- _Action item_:
The span to repeat in the listing below runs from the line containing "## Ansatz 0.2.0, settings compared: TlIrPd" to the line containing "The smearing width", inclusive. Repeat it exactly, and only it.

- _Input data_:
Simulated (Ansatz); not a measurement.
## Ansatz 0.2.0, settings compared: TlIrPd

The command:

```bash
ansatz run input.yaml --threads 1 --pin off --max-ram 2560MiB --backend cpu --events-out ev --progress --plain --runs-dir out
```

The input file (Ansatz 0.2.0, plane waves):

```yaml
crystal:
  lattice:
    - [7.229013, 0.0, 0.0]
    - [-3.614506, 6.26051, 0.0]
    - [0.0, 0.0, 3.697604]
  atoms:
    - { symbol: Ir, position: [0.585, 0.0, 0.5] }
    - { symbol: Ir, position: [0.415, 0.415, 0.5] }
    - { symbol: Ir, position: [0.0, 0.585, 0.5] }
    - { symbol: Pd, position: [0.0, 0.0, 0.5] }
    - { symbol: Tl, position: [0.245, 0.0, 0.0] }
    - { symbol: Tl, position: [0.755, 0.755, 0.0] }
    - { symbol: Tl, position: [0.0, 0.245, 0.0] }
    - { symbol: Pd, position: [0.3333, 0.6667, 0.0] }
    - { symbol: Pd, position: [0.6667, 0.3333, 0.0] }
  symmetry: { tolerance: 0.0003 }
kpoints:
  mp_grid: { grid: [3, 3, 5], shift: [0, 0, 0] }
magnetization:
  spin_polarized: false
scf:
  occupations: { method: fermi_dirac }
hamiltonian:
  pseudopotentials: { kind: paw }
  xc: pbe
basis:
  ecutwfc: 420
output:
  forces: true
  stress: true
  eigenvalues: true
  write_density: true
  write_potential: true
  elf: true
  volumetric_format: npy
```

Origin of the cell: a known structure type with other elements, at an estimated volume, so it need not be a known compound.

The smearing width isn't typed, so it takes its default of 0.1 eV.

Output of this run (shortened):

- _Answer area_:
## Ansatz 0.2.0, settings compared: TlIrPd

The command:

```bash
ansatz run input.yaml --threads 1 --pin off --max-ram 2560MiB --backend cpu --events-out ev --progress --plain --runs-dir out
```

The input file (Ansatz 0.2.0, plane waves):

```yaml
crystal:
  lattice:
    - [7.229013, 0.0, 0.0]
    - [-3.614506, 6.26051, 0.0]
    - [0.0, 0.0, 3.697604]
  atoms:
    - { symbol: Ir, position: [0.585, 0.0, 0.5] }
    - { symbol: Ir, position: [0.415, 0.415, 0.5] }
    - { symbol: Ir, position: [0.0, 0.585, 0.5] }
    - { symbol: Pd, position: [0.0, 0.0, 0.5] }
    - { symbol: Tl, position: [0.245, 0.0, 0.0] }
    - { symbol: Tl, position: [0.755, 0.755, 0.0] }
    - { symbol: Tl, position: [0.0, 0.245, 0.0] }
    - { symbol: Pd, position: [0.3333, 0.6667, 0.0] }
    - { symbol: Pd, position: [0.6667, 0.3333, 0.0] }
  symmetry: { tolerance: 0.0003 }
kpoints:
  mp_grid: { grid: [3, 3, 5], shift: [0, 0, 0] }
magnetization:
  spin_polarized: false
scf:
  occupations: { method: fermi_dirac }
hamiltonian:
  pseudopotentials: { kind: paw }
  xc: pbe
basis:
  ecutwfc: 420
output:
  forces: true
  stress: true
  eigenvalues: true
  write_density: true
  write_potential: true
  elf: true
  volumetric_format: npy
```

Origin of the cell: a known structure type with other elements, at an estimated volume, so it need not be a known compound.

The smearing width isn't typed, so it takes its default of 0.1 eV.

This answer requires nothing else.